_BRIEF:_ Your task is to reproduce the entries below word for word.

_GIVEN INFORMATION:_
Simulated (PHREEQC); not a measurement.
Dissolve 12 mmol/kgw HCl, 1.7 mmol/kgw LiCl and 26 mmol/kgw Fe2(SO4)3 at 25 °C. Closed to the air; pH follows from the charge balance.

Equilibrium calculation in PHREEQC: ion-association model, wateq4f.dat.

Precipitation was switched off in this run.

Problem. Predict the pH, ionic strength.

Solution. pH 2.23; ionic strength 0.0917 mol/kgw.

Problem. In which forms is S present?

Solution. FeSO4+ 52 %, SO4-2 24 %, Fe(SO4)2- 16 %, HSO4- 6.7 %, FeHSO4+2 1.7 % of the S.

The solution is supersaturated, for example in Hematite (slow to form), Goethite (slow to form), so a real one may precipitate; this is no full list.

_WRITTEN ANSWER:_
Simulated (PHREEQC); not a measurement.
Dissolve 12 mmol/kgw HCl, 1.7 mmol/kgw LiCl and 26 mmol/kgw Fe2(SO4)3 at 25 °C. Closed to the air; pH follows from the charge balance.

Equilibrium calculation in PHREEQC: ion-association model, wateq4f.dat.

Precipitation was switched off in this run.

Problem. Predict the pH, ionic strength.

Solution. pH 2.23; ionic strength 0.0917 mol/kgw.

Problem. In which forms is S present?

Solution. FeSO4+ 52 %, SO4-2 24 %, Fe(SO4)2- 16 %, HSO4- 6.7 %, FeHSO4+2 1.7 % of the S.

The solution is supersaturated, for example in Hematite (slow to form), Goethite (slow to form), so a real one may precipitate; this is no full list.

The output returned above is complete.